## Data provided
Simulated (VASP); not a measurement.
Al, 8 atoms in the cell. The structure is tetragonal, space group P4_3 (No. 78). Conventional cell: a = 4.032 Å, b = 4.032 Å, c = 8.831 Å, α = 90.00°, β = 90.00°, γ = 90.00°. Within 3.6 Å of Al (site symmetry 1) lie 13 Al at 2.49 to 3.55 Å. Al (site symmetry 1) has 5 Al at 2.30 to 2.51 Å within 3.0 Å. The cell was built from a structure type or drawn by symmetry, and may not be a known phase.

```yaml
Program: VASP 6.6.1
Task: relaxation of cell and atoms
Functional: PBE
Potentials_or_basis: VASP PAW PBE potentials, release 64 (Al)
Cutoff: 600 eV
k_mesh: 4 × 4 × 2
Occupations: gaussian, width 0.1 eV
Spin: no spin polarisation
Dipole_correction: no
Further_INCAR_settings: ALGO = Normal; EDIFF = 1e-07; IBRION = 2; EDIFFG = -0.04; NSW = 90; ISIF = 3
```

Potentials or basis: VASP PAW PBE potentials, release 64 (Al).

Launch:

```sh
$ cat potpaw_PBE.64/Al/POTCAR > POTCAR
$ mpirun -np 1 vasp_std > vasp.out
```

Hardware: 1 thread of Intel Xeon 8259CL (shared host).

## Work request
Retype all of the records above, keeping them identical.

## Result
Simulated (VASP); not a measurement.
Al, 8 atoms in the cell. The structure is tetragonal, space group P4_3 (No. 78). Conventional cell: a = 4.032 Å, b = 4.032 Å, c = 8.831 Å, α = 90.00°, β = 90.00°, γ = 90.00°. Within 3.6 Å of Al (site symmetry 1) lie 13 Al at 2.49 to 3.55 Å. Al (site symmetry 1) has 5 Al at 2.30 to 2.51 Å within 3.0 Å. The cell was built from a structure type or drawn by symmetry, and may not be a known phase.

```yaml
Program: VASP 6.6.1
Task: relaxation of cell and atoms
Functional: PBE
Potentials_or_basis: VASP PAW PBE potentials, release 64 (Al)
Cutoff: 600 eV
k_mesh: 4 × 4 × 2
Occupations: gaussian, width 0.1 eV
Spin: no spin polarisation
Dipole_correction: no
Further_INCAR_settings: ALGO = Normal; EDIFF = 1e-07; IBRION = 2; EDIFFG = -0.04; NSW = 90; ISIF = 3
```

Potentials or basis: VASP PAW PBE potentials, release 64 (Al).

Launch:

```sh
$ cat potpaw_PBE.64/Al/POTCAR > POTCAR
$ mpirun -np 1 vasp_std > vasp.out
```

Hardware: 1 thread of Intel Xeon 8259CL (shared host).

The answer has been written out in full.